## Assignment
The answer must be every entry, given again word for word.

-- -- --
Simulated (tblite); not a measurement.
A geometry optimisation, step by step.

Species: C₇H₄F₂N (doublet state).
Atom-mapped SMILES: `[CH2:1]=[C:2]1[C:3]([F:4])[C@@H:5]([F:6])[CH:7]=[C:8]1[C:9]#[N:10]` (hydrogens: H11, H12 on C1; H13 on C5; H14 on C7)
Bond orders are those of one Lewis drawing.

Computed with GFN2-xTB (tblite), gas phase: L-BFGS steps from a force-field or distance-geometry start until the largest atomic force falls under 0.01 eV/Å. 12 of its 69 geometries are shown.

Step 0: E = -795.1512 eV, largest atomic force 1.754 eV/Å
-- -- --

## Written reply
Simulated (tblite); not a measurement.
A geometry optimisation, step by step.

Species: C₇H₄F₂N (doublet state).
Atom-mapped SMILES: `[CH2:1]=[C:2]1[C:3]([F:4])[C@@H:5]([F:6])[CH:7]=[C:8]1[C:9]#[N:10]` (hydrogens: H11, H12 on C1; H13 on C5; H14 on C7)
Bond orders are those of one Lewis drawing.

Computed with GFN2-xTB (tblite), gas phase: L-BFGS steps from a force-field or distance-geometry start until the largest atomic force falls under 0.01 eV/Å. 12 of its 69 geometries are shown.

Step 0: E = -795.1512 eV, largest atomic force 1.754 eV/Å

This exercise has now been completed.